• _WORK REQUEST_: Every entry, from the first line to the last, should be output exactly.

• _SUPPLIED INFORMATION_:
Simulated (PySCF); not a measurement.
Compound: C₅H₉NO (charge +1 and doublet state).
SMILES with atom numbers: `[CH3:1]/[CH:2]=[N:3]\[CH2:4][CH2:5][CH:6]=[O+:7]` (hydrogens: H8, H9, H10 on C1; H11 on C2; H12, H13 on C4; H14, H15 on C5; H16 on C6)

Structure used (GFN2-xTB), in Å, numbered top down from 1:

• _YOUR SOLUTION_:
Simulated (PySCF); not a measurement.
Compound: C₅H₉NO (charge +1 and doublet state).
SMILES with atom numbers: `[CH3:1]/[CH:2]=[N:3]\[CH2:4][CH2:5][CH:6]=[O+:7]` (hydrogens: H8, H9, H10 on C1; H11 on C2; H12, H13 on C4; H14, H15 on C5; H16 on C6)

Structure used (GFN2-xTB), in Å, numbered top down from 1:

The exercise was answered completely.